----------
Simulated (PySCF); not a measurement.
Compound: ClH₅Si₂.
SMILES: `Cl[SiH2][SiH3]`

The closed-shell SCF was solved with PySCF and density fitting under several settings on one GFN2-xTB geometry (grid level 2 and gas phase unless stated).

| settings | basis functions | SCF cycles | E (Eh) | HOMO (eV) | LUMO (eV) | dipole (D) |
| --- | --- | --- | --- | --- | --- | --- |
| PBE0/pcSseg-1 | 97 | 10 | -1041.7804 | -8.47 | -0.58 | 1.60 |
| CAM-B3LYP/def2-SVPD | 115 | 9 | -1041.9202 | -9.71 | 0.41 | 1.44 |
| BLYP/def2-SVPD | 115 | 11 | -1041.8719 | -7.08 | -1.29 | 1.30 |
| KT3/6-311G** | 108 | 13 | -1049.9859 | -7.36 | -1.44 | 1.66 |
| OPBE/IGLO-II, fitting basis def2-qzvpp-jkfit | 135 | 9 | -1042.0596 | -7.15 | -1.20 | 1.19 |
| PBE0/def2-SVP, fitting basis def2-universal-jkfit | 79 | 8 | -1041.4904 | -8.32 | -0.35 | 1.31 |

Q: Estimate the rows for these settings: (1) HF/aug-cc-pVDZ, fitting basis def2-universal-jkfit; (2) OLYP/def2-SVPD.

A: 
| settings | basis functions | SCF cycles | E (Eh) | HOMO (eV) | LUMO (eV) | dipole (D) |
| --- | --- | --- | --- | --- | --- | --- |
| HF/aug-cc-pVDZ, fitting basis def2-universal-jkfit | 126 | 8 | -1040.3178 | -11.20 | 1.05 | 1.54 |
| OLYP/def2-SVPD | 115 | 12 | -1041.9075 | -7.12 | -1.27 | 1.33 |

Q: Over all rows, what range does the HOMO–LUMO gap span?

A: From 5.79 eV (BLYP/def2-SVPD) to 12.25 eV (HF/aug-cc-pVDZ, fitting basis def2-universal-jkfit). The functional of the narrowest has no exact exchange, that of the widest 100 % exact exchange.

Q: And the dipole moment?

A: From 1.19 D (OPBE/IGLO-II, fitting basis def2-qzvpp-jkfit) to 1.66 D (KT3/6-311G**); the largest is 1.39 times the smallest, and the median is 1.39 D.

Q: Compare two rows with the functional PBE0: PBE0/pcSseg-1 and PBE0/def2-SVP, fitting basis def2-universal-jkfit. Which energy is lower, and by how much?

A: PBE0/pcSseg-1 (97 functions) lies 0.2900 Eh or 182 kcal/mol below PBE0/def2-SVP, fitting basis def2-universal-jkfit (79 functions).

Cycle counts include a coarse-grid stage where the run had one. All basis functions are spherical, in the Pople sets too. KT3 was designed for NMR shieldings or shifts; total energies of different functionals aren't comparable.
----------

Copy the lines above exactly, from the very first through the one containing "A: PBE0/pcSseg-1 (97", and include no other line.

Simulated (PySCF); not a measurement.
Compound: ClH₅Si₂.
SMILES: `Cl[SiH2][SiH3]`

The closed-shell SCF was solved with PySCF and density fitting under several settings on one GFN2-xTB geometry (grid level 2 and gas phase unless stated).

| settings | basis functions | SCF cycles | E (Eh) | HOMO (eV) | LUMO (eV) | dipole (D) |
| --- | --- | --- | --- | --- | --- | --- |
| PBE0/pcSseg-1 | 97 | 10 | -1041.7804 | -8.47 | -0.58 | 1.60 |
| CAM-B3LYP/def2-SVPD | 115 | 9 | -1041.9202 | -9.71 | 0.41 | 1.44 |
| BLYP/def2-SVPD | 115 | 11 | -1041.8719 | -7.08 | -1.29 | 1.30 |
| KT3/6-311G** | 108 | 13 | -1049.9859 | -7.36 | -1.44 | 1.66 |
| OPBE/IGLO-II, fitting basis def2-qzvpp-jkfit | 135 | 9 | -1042.0596 | -7.15 | -1.20 | 1.19 |
| PBE0/def2-SVP, fitting basis def2-universal-jkfit | 79 | 8 | -1041.4904 | -8.32 | -0.35 | 1.31 |

Q: Estimate the rows for these settings: (1) HF/aug-cc-pVDZ, fitting basis def2-universal-jkfit; (2) OLYP/def2-SVPD.

A: 
| settings | basis functions | SCF cycles | E (Eh) | HOMO (eV) | LUMO (eV) | dipole (D) |
| --- | --- | --- | --- | --- | --- | --- |
| HF/aug-cc-pVDZ, fitting basis def2-universal-jkfit | 126 | 8 | -1040.3178 | -11.20 | 1.05 | 1.54 |
| OLYP/def2-SVPD | 115 | 12 | -1041.9075 | -7.12 | -1.27 | 1.33 |

Q: Over all rows, what range does the HOMO–LUMO gap span?

A: From 5.79 eV (BLYP/def2-SVPD) to 12.25 eV (HF/aug-cc-pVDZ, fitting basis def2-universal-jkfit). The functional of the narrowest has no exact exchange, that of the widest 100 % exact exchange.

Q: And the dipole moment?

A: From 1.19 D (OPBE/IGLO-II, fitting basis def2-qzvpp-jkfit) to 1.66 D (KT3/6-311G**); the largest is 1.39 times the smallest, and the median is 1.39 D.

Q: Compare two rows with the functional PBE0: PBE0/pcSseg-1 and PBE0/def2-SVP, fitting basis def2-universal-jkfit. Which energy is lower, and by how much?

A: PBE0/pcSseg-1 (97 functions) lies 0.2900 Eh or 182 kcal/mol below PBE0/def2-SVP, fitting basis def2-universal-jkfit (79 functions).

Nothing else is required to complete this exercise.